Work item:
The answer must be an exact transcription of all the records below.

Source information:
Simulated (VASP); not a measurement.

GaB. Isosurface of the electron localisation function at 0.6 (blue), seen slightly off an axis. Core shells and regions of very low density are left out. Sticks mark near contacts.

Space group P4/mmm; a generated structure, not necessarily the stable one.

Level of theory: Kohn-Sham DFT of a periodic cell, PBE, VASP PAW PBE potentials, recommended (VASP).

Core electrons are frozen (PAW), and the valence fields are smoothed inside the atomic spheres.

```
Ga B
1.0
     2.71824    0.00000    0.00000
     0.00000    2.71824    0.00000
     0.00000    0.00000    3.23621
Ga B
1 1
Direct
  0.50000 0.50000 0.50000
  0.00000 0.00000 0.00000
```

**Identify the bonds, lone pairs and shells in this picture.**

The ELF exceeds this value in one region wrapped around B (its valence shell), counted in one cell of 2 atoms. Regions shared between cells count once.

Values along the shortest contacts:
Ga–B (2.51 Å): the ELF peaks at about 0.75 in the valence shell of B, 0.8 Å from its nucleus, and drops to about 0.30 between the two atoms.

Result:
Simulated (VASP); not a measurement.

GaB. Isosurface of the electron localisation function at 0.6 (blue), seen slightly off an axis. Core shells and regions of very low density are left out. Sticks mark near contacts.

Space group P4/mmm; a generated structure, not necessarily the stable one.

Level of theory: Kohn-Sham DFT of a periodic cell, PBE, VASP PAW PBE potentials, recommended (VASP).

Core electrons are frozen (PAW), and the valence fields are smoothed inside the atomic spheres.

```
Ga B
1.0
     2.71824    0.00000    0.00000
     0.00000    2.71824    0.00000
     0.00000    0.00000    3.23621
Ga B
1 1
Direct
  0.50000 0.50000 0.50000
  0.00000 0.00000 0.00000
```

**Identify the bonds, lone pairs and shells in this picture.**

The ELF exceeds this value in one region wrapped around B (its valence shell), counted in one cell of 2 atoms. Regions shared between cells count once.

Values along the shortest contacts:
Ga–B (2.51 Å): the ELF peaks at about 0.75 in the valence shell of B, 0.8 Å from its nucleus, and drops to about 0.30 between the two atoms.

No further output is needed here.